Requirement: Each line from the start of the data below through the one containing "### 1. Set-up" must be reproduced exactly.

Data for review:
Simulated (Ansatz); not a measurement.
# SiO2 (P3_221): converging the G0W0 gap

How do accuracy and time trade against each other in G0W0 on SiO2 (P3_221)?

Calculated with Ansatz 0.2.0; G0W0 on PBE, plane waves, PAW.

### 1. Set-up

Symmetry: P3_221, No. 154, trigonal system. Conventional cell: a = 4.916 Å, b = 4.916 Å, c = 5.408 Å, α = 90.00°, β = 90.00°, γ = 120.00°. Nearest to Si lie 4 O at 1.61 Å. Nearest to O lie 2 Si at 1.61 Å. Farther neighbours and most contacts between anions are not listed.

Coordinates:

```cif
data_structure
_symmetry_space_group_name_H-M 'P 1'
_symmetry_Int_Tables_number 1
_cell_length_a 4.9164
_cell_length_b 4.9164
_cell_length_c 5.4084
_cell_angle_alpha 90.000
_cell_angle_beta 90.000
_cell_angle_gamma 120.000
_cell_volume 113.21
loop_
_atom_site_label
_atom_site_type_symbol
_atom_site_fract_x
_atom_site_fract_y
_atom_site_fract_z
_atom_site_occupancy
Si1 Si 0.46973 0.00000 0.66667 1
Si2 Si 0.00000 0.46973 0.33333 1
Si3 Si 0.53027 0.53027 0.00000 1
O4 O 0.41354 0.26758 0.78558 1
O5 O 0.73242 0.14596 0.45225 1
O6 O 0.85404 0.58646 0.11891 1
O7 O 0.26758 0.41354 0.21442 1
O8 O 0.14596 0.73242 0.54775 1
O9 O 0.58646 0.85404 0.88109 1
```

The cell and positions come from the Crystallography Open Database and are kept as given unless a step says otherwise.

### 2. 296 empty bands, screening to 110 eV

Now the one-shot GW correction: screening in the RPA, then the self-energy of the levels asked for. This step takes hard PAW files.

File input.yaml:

Your solution:
Simulated (Ansatz); not a measurement.
# SiO2 (P3_221): converging the G0W0 gap

How do accuracy and time trade against each other in G0W0 on SiO2 (P3_221)?

Calculated with Ansatz 0.2.0; G0W0 on PBE, plane waves, PAW.

### 1. Set-up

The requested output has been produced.